--- START ---

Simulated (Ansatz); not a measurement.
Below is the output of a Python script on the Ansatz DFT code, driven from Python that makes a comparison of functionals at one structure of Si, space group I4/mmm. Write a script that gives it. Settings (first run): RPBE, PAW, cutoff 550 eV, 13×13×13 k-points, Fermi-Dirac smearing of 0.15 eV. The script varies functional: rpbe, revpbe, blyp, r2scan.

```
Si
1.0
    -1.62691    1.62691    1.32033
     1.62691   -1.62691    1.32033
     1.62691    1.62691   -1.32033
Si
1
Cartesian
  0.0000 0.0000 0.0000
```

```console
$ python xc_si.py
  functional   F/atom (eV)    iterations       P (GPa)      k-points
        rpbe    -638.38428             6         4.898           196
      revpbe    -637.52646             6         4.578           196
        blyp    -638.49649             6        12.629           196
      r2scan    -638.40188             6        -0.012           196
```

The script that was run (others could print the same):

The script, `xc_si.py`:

--- END ---

Starting with the first line of the records above, give back each line exactly until the line with "The script that" has been given as well.

(Response)
Simulated (Ansatz); not a measurement.
Below is the output of a Python script on the Ansatz DFT code, driven from Python that makes a comparison of functionals at one structure of Si, space group I4/mmm. Write a script that gives it. Settings (first run): RPBE, PAW, cutoff 550 eV, 13×13×13 k-points, Fermi-Dirac smearing of 0.15 eV. The script varies functional: rpbe, revpbe, blyp, r2scan.

```
Si
1.0
    -1.62691    1.62691    1.32033
     1.62691   -1.62691    1.32033
     1.62691    1.62691   -1.32033
Si
1
Cartesian
  0.0000 0.0000 0.0000
```

```console
$ python xc_si.py
  functional   F/atom (eV)    iterations       P (GPa)      k-points
        rpbe    -638.38428             6         4.898           196
      revpbe    -637.52646             6         4.578           196
        blyp    -638.49649             6        12.629           196
      r2scan    -638.40188             6        -0.012           196
```

The script that was run (others could print the same):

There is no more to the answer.